[EXTRACTED INFORMATION]

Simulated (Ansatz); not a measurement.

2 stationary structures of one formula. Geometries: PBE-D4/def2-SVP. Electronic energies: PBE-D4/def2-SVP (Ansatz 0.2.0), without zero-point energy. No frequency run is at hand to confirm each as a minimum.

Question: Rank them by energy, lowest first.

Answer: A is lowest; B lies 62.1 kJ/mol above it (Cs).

[/EXTRACTED INFORMATION]

● BRIEF:
Set the entries down again exactly, beginning with their first line and ending with the line that contains "Question: Rank them by energy, lowest first."; omit all other lines.

● EXPECTED ANSWER:
Simulated (Ansatz); not a measurement.

2 stationary structures of one formula. Geometries: PBE-D4/def2-SVP. Electronic energies: PBE-D4/def2-SVP (Ansatz 0.2.0), without zero-point energy. No frequency run is at hand to confirm each as a minimum.

Question: Rank them by energy, lowest first.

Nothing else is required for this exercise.